============================================================
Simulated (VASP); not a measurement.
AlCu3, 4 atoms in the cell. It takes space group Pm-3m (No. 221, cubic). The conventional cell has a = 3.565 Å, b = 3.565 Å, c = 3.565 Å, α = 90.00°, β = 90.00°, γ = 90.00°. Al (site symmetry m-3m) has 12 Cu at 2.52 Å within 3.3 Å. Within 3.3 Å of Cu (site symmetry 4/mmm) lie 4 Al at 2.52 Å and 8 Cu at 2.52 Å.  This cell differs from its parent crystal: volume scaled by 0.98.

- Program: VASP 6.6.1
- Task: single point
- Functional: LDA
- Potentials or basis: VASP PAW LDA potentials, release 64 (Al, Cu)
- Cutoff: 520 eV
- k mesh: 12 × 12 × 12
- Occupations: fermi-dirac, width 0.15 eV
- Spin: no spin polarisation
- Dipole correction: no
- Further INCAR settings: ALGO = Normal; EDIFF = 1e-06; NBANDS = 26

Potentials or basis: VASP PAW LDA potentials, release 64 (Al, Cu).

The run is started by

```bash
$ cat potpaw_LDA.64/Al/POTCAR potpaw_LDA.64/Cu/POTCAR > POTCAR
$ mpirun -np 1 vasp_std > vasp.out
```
============================================================

Exercise
Retype all of the records so that every line matches the original exactly.

Answer section
Simulated (VASP); not a measurement.
AlCu3, 4 atoms in the cell. It takes space group Pm-3m (No. 221, cubic). The conventional cell has a = 3.565 Å, b = 3.565 Å, c = 3.565 Å, α = 90.00°, β = 90.00°, γ = 90.00°. Al (site symmetry m-3m) has 12 Cu at 2.52 Å within 3.3 Å. Within 3.3 Å of Cu (site symmetry 4/mmm) lie 4 Al at 2.52 Å and 8 Cu at 2.52 Å.  This cell differs from its parent crystal: volume scaled by 0.98.

- Program: VASP 6.6.1
- Task: single point
- Functional: LDA
- Potentials or basis: VASP PAW LDA potentials, release 64 (Al, Cu)
- Cutoff: 520 eV
- k mesh: 12 × 12 × 12
- Occupations: fermi-dirac, width 0.15 eV
- Spin: no spin polarisation
- Dipole correction: no
- Further INCAR settings: ALGO = Normal; EDIFF = 1e-06; NBANDS = 26

Potentials or basis: VASP PAW LDA potentials, release 64 (Al, Cu).

The run is started by

```bash
$ cat potpaw_LDA.64/Al/POTCAR potpaw_LDA.64/Cu/POTCAR > POTCAR
$ mpirun -np 1 vasp_std > vasp.out
```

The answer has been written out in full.